**REQUIRED ACTION**
Only one stretch of the data below is wanted: the lines from the one with "atom (μB): 7.28" through the one with "Site moments also", repeated exactly.

**INFORMATION SUPPLIED**
--- START ---
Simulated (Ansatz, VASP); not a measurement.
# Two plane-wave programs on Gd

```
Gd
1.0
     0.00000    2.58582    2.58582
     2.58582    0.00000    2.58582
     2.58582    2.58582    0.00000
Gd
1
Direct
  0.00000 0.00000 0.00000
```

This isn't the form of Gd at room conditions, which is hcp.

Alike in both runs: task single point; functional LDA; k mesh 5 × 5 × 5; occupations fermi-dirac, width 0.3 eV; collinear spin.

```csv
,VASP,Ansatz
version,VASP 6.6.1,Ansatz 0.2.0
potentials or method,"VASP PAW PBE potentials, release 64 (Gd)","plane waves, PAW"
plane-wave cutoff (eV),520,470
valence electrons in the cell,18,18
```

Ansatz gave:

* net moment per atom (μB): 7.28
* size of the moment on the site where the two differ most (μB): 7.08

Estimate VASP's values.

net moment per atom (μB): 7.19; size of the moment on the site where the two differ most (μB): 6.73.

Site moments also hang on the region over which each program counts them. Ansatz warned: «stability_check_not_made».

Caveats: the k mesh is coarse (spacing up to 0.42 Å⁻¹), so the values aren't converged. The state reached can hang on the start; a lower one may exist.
--- END ---

**TASK SOLUTION**
* net moment per atom (μB): 7.28
* size of the moment on the site where the two differ most (μB): 7.08

Estimate VASP's values.

net moment per atom (μB): 7.19; size of the moment on the site where the two differ most (μB): 6.73.

Site moments also hang on the region over which each program counts them. Ansatz warned: «stability_check_not_made».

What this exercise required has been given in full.